LISTED ENTRIES >>
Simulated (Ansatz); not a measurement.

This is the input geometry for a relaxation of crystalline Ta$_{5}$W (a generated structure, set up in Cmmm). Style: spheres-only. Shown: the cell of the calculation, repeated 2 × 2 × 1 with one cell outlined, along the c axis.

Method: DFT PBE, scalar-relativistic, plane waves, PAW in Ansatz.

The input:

ACTIVITY >> Reply with an exact transcription of the material above.

EXERCISE OUTPUT >>
Simulated (Ansatz); not a measurement.

This is the input geometry for a relaxation of crystalline Ta$_{5}$W (a generated structure, set up in Cmmm). Style: spheres-only. Shown: the cell of the calculation, repeated 2 × 2 × 1 with one cell outlined, along the c axis.

Method: DFT PBE, scalar-relativistic, plane waves, PAW in Ansatz.

The input:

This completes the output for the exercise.